###

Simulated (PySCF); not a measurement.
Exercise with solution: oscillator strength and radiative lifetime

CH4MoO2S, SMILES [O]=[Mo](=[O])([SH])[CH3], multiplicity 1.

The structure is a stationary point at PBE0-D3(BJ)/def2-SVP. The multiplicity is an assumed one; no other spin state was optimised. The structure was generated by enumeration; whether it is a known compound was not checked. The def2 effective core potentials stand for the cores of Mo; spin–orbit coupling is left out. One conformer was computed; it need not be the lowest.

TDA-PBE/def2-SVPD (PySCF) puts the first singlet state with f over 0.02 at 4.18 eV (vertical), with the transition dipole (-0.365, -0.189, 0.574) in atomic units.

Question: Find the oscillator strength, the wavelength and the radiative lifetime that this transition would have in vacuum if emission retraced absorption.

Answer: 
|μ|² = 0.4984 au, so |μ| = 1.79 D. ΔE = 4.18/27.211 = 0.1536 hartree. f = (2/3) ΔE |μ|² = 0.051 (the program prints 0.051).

###

WORK REQUEST: Give back the records above, character for character.

YOUR RESPONSE:
Simulated (PySCF); not a measurement.
Exercise with solution: oscillator strength and radiative lifetime

CH4MoO2S, SMILES [O]=[Mo](=[O])([SH])[CH3], multiplicity 1.

The structure is a stationary point at PBE0-D3(BJ)/def2-SVP. The multiplicity is an assumed one; no other spin state was optimised. The structure was generated by enumeration; whether it is a known compound was not checked. The def2 effective core potentials stand for the cores of Mo; spin–orbit coupling is left out. One conformer was computed; it need not be the lowest.

TDA-PBE/def2-SVPD (PySCF) puts the first singlet state with f over 0.02 at 4.18 eV (vertical), with the transition dipole (-0.365, -0.189, 0.574) in atomic units.

Question: Find the oscillator strength, the wavelength and the radiative lifetime that this transition would have in vacuum if emission retraced absorption.

Answer: 
|μ|² = 0.4984 au, so |μ| = 1.79 D. ΔE = 4.18/27.211 = 0.1536 hartree. f = (2/3) ΔE |μ|² = 0.051 (the program prints 0.051).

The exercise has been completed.